ASSIGNMENT
The expected output is the first line of the data below and every line after it, up to and including the line containing "# Basis and", each reproduced exactly.

** Opening MATERIAL SHOWN block **

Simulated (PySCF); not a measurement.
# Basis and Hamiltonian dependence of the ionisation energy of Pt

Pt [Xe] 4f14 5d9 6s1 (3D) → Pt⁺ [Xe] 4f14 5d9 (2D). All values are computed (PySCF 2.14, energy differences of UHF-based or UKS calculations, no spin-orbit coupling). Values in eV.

** Closing MATERIAL SHOWN block **

RESPONSE
Simulated (PySCF); not a measurement.
# Basis and Hamiltonian dependence of the ionisation energy of Pt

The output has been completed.